> [DATA FOR REVIEW]:
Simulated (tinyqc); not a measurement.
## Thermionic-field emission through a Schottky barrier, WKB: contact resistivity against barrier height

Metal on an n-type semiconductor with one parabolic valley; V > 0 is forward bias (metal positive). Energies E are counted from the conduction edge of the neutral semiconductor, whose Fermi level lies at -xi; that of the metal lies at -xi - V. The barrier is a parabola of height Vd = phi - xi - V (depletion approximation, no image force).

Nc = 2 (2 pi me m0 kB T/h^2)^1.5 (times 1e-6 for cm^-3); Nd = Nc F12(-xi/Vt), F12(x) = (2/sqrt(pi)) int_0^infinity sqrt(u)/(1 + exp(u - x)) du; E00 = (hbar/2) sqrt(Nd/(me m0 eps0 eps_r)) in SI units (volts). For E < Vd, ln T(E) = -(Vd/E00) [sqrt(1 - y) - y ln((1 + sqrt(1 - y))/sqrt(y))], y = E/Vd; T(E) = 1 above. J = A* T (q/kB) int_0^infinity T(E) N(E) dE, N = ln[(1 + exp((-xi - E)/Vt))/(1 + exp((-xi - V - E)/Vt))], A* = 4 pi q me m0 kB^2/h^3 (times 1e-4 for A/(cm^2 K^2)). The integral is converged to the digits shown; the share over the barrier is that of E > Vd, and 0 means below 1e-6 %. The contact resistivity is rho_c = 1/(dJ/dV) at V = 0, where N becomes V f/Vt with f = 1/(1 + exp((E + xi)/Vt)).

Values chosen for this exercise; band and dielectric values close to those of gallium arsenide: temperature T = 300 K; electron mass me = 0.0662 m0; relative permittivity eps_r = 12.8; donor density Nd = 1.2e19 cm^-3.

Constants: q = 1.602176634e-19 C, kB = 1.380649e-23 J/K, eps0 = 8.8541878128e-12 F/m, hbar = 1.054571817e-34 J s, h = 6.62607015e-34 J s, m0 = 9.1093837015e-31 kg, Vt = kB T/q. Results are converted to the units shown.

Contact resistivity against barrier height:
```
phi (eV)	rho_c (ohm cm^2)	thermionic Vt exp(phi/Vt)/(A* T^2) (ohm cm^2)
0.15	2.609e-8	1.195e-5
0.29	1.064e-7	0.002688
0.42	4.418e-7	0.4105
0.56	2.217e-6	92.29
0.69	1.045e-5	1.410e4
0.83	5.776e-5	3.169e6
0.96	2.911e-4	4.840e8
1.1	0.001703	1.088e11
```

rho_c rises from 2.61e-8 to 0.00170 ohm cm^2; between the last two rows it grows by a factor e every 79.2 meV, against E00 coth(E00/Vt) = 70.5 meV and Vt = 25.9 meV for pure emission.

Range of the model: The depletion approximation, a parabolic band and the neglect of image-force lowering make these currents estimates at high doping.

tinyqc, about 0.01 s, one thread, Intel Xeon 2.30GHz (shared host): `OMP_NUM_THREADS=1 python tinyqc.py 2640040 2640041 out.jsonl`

> [ACTION ITEM]: Your output must be the lines of the material above, from the first through the line that contains "Metal on an", copied exactly. Include both endpoints and nothing else.

> [EXERCISE RESPONSE]:
Simulated (tinyqc); not a measurement.
## Thermionic-field emission through a Schottky barrier, WKB: contact resistivity against barrier height

Metal on an n-type semiconductor with one parabolic valley; V > 0 is forward bias (metal positive). Energies E are counted from the conduction edge of the neutral semiconductor, whose Fermi level lies at -xi; that of the metal lies at -xi - V. The barrier is a parabola of height Vd = phi - xi - V (depletion approximation, no image force).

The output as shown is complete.